> _Data supplied_:
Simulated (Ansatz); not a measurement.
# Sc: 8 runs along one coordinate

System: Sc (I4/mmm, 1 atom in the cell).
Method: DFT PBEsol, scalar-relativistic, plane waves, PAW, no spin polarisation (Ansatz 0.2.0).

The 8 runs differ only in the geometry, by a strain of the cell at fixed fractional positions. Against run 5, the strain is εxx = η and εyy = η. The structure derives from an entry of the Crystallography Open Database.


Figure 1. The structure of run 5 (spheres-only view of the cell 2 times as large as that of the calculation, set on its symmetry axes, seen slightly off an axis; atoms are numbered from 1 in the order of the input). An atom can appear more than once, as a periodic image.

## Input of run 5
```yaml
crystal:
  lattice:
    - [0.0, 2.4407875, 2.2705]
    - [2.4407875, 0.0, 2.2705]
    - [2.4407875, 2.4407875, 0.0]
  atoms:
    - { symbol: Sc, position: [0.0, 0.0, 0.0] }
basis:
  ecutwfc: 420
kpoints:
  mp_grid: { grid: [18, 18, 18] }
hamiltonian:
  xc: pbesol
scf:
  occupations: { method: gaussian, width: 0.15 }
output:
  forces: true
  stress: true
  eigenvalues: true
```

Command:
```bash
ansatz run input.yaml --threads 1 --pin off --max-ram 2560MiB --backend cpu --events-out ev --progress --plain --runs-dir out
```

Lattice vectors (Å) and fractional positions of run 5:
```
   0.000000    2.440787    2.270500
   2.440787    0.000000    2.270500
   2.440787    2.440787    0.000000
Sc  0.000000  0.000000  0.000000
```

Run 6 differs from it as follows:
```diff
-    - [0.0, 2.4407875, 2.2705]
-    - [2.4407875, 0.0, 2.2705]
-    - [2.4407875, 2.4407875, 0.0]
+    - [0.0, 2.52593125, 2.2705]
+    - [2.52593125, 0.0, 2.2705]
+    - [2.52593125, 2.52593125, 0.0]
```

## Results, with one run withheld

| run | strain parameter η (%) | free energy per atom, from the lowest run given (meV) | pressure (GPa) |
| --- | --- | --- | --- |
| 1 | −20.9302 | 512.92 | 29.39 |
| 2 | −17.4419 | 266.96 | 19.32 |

> _Work request_: Every line from the top of the material through the line containing "The 8 runs differ" must be transcribed exactly, and no other line may appear.

> _Expected answer_:
Simulated (Ansatz); not a measurement.
# Sc: 8 runs along one coordinate

System: Sc (I4/mmm, 1 atom in the cell).
Method: DFT PBEsol, scalar-relativistic, plane waves, PAW, no spin polarisation (Ansatz 0.2.0).

The 8 runs differ only in the geometry, by a strain of the cell at fixed fractional positions. Against run 5, the strain is εxx = η and εyy = η. The structure derives from an entry of the Crystallography Open Database.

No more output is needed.